## [Work request]
Among the records that follow, find the line with "54 | 2.7 s |" and the line with "18 | 2 | 4.7 s |". Set down those lines and all lines between them exactly, without adding anything.

## [Extracted entries]
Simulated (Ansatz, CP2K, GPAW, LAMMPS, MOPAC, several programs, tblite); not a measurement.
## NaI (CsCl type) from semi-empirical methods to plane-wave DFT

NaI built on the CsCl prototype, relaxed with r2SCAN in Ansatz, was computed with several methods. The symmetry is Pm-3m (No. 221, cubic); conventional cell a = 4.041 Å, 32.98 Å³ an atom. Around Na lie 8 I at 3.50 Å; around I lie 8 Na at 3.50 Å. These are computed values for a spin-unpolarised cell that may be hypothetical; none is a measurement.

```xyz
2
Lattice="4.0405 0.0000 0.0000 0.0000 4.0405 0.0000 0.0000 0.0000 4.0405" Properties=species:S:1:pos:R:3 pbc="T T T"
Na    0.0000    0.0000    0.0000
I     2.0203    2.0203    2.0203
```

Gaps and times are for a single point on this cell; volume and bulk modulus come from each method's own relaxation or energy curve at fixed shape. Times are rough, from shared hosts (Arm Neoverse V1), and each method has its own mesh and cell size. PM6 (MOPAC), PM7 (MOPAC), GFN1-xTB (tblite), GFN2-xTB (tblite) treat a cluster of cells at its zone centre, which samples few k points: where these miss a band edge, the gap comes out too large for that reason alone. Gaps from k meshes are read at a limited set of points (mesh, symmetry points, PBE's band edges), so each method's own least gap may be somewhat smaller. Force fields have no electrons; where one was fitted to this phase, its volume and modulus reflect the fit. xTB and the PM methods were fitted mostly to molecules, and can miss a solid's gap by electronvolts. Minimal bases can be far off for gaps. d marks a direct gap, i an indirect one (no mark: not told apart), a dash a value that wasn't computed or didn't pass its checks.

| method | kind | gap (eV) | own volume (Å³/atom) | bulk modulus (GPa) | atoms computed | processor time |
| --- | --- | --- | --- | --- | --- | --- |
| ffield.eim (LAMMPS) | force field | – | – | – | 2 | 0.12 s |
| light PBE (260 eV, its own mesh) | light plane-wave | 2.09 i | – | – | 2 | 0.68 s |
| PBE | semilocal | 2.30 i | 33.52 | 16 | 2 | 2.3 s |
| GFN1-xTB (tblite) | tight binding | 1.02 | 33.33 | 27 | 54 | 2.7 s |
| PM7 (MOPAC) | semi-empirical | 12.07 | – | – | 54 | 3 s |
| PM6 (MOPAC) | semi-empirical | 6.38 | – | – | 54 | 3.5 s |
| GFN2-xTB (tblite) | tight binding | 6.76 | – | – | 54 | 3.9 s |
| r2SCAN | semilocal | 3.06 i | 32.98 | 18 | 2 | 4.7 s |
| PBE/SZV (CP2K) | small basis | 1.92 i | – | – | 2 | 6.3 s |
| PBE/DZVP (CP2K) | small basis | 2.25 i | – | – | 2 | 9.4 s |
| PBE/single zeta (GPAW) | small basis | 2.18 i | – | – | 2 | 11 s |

## [Worked solution]
| GFN1-xTB (tblite) | tight binding | 1.02 | 33.33 | 27 | 54 | 2.7 s |
| PM7 (MOPAC) | semi-empirical | 12.07 | – | – | 54 | 3 s |
| PM6 (MOPAC) | semi-empirical | 6.38 | – | – | 54 | 3.5 s |
| GFN2-xTB (tblite) | tight binding | 6.76 | – | – | 54 | 3.9 s |
| r2SCAN | semilocal | 3.06 i | 32.98 | 18 | 2 | 4.7 s |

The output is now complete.